WORK REQUEST -> As the answer, set down the lines below from the one containing "20 %, Cd 13 % |" through the one containing "30 %, Cd 10 % |", exactly and inclusively, and no others.

★ ★ ★

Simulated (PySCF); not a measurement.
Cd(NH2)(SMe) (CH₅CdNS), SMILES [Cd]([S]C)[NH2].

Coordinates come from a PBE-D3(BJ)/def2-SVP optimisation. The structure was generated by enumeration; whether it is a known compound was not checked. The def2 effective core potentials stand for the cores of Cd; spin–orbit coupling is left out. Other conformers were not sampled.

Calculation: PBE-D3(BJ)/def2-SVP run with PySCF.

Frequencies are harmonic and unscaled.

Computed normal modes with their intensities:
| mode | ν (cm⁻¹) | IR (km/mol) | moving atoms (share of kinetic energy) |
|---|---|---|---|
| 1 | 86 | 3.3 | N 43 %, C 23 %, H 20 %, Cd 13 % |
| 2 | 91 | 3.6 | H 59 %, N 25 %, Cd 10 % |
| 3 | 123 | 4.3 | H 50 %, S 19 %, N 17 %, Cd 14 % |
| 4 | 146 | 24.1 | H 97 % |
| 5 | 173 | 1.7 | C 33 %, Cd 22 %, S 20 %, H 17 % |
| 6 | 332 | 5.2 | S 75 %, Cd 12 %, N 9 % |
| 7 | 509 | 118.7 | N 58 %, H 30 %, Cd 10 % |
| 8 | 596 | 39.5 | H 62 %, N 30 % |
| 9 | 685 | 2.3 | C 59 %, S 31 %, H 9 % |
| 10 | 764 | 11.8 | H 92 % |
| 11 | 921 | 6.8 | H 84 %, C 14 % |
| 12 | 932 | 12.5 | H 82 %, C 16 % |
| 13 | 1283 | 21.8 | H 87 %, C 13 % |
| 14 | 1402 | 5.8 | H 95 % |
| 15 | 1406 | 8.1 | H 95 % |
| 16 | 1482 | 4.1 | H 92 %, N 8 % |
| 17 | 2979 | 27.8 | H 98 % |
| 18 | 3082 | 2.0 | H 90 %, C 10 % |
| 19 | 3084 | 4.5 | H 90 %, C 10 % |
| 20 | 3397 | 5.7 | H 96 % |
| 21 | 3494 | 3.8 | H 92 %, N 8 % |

★ ★ ★

ANSWER AREA ->
| 1 | 86 | 3.3 | N 43 %, C 23 %, H 20 %, Cd 13 % |
| 2 | 91 | 3.6 | H 59 %, N 25 %, Cd 10 % |
| 3 | 123 | 4.3 | H 50 %, S 19 %, N 17 %, Cd 14 % |
| 4 | 146 | 24.1 | H 97 % |
| 5 | 173 | 1.7 | C 33 %, Cd 22 %, S 20 %, H 17 % |
| 6 | 332 | 5.2 | S 75 %, Cd 12 %, N 9 % |
| 7 | 509 | 118.7 | N 58 %, H 30 %, Cd 10 % |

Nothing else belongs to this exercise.